= Entries supplied =
——————————
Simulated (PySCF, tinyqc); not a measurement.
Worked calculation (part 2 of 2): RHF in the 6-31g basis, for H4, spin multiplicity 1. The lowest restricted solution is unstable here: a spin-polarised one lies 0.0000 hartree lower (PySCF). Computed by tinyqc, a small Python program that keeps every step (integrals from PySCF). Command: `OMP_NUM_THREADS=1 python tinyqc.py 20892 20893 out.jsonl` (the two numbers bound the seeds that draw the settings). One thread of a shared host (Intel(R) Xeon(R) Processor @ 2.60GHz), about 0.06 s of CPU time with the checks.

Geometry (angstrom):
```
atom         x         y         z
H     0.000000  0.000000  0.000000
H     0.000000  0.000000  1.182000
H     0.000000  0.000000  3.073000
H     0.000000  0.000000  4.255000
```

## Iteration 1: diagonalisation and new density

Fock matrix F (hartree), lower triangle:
——————————

= Requirement =
Could you output, exactly and with nothing else, the lines from the start of the records through the line containing "## Iteration 1: diagonalisation"?

= Answer area =
Simulated (PySCF, tinyqc); not a measurement.
Worked calculation (part 2 of 2): RHF in the 6-31g basis, for H4, spin multiplicity 1. The lowest restricted solution is unstable here: a spin-polarised one lies 0.0000 hartree lower (PySCF). Computed by tinyqc, a small Python program that keeps every step (integrals from PySCF). Command: `OMP_NUM_THREADS=1 python tinyqc.py 20892 20893 out.jsonl` (the two numbers bound the seeds that draw the settings). One thread of a shared host (Intel(R) Xeon(R) Processor @ 2.60GHz), about 0.06 s of CPU time with the checks.

Geometry (angstrom):
```
atom         x         y         z
H     0.000000  0.000000  0.000000
H     0.000000  0.000000  1.182000
H     0.000000  0.000000  3.073000
H     0.000000  0.000000  4.255000
```

## Iteration 1: diagonalisation and new density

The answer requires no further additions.